• _EXTRACTED ENTRIES_
────────────────
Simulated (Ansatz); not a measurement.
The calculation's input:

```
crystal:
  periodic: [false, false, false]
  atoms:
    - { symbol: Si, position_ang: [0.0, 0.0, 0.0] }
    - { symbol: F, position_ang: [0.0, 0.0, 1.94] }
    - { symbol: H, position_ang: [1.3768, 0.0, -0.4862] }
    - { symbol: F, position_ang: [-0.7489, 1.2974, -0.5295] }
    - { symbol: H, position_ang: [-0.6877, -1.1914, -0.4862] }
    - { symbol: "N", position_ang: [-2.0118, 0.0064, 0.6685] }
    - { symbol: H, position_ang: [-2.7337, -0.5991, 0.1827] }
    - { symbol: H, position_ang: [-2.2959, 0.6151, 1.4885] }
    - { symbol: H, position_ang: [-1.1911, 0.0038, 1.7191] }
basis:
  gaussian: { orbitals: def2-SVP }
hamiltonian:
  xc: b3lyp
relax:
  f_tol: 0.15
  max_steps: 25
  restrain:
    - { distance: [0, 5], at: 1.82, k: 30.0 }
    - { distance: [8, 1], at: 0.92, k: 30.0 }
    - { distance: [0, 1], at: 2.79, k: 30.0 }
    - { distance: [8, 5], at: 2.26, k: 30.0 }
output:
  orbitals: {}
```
────────────────

• _EXERCISE_
Please transcribe all of the data above exactly.

• _ANSWER SPACE_
Simulated (Ansatz); not a measurement.
The calculation's input:

```
crystal:
  periodic: [false, false, false]
  atoms:
    - { symbol: Si, position_ang: [0.0, 0.0, 0.0] }
    - { symbol: F, position_ang: [0.0, 0.0, 1.94] }
    - { symbol: H, position_ang: [1.3768, 0.0, -0.4862] }
    - { symbol: F, position_ang: [-0.7489, 1.2974, -0.5295] }
    - { symbol: H, position_ang: [-0.6877, -1.1914, -0.4862] }
    - { symbol: "N", position_ang: [-2.0118, 0.0064, 0.6685] }
    - { symbol: H, position_ang: [-2.7337, -0.5991, 0.1827] }
    - { symbol: H, position_ang: [-2.2959, 0.6151, 1.4885] }
    - { symbol: H, position_ang: [-1.1911, 0.0038, 1.7191] }
basis:
  gaussian: { orbitals: def2-SVP }
hamiltonian:
  xc: b3lyp
relax:
  f_tol: 0.15
  max_steps: 25
  restrain:
    - { distance: [0, 5], at: 1.82, k: 30.0 }
    - { distance: [8, 1], at: 0.92, k: 30.0 }
    - { distance: [0, 1], at: 2.79, k: 30.0 }
    - { distance: [8, 5], at: 2.26, k: 30.0 }
output:
  orbitals: {}
```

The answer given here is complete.